**Required action**
Below are some records. Print exactly the lines between the one holding "- elastic constant C11: 34.1" and the one holding "Unless a cell", inclusive, and nothing else.

**Dataset extract**
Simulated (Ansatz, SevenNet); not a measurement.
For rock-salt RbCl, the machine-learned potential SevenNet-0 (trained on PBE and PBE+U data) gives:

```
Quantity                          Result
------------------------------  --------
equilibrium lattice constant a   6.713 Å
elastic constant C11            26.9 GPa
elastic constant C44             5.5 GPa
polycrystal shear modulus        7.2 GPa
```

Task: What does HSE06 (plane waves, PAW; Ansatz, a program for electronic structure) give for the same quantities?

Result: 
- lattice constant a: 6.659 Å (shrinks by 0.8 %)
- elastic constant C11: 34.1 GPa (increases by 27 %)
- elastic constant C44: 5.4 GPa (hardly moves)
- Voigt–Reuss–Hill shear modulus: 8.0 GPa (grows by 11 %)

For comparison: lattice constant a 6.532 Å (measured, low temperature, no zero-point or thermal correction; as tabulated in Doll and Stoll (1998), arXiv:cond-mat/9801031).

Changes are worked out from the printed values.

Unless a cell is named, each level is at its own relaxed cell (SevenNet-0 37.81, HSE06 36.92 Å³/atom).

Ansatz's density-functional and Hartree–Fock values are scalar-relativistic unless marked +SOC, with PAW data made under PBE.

**Written solution**
- elastic constant C11: 34.1 GPa (increases by 27 %)
- elastic constant C44: 5.4 GPa (hardly moves)
- Voigt–Reuss–Hill shear modulus: 8.0 GPa (grows by 11 %)

For comparison: lattice constant a 6.532 Å (measured, low temperature, no zero-point or thermal correction; as tabulated in Doll and Stoll (1998), arXiv:cond-mat/9801031).

Changes are worked out from the printed values.

Unless a cell is named, each level is at its own relaxed cell (SevenNet-0 37.81, HSE06 36.92 Å³/atom).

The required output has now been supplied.